### Work item
The line containing "## Step 2: Single point, PBE" marks the end: output every line of the data up to it, and that line too, exactly as written.

### Provided material
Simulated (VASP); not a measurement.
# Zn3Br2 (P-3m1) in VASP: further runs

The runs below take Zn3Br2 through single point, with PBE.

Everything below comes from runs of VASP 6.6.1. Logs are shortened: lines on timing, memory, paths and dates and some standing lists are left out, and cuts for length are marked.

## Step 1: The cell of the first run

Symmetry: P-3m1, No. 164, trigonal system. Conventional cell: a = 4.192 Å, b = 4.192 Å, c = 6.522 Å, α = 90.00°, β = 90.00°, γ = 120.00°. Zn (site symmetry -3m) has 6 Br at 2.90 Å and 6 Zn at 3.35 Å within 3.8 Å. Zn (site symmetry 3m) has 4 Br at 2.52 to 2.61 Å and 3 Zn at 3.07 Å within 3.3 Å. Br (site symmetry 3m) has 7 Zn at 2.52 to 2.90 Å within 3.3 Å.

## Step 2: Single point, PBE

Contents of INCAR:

### Exercise response
Simulated (VASP); not a measurement.
# Zn3Br2 (P-3m1) in VASP: further runs

The runs below take Zn3Br2 through single point, with PBE.

Everything below comes from runs of VASP 6.6.1. Logs are shortened: lines on timing, memory, paths and dates and some standing lists are left out, and cuts for length are marked.

## Step 1: The cell of the first run

Symmetry: P-3m1, No. 164, trigonal system. Conventional cell: a = 4.192 Å, b = 4.192 Å, c = 6.522 Å, α = 90.00°, β = 90.00°, γ = 120.00°. Zn (site symmetry -3m) has 6 Br at 2.90 Å and 6 Zn at 3.35 Å within 3.8 Å. Zn (site symmetry 3m) has 4 Br at 2.52 to 2.61 Å and 3 Zn at 3.07 Å within 3.3 Å. Br (site symmetry 3m) has 7 Zn at 2.52 to 2.90 Å within 3.3 Å.

## Step 2: Single point, PBE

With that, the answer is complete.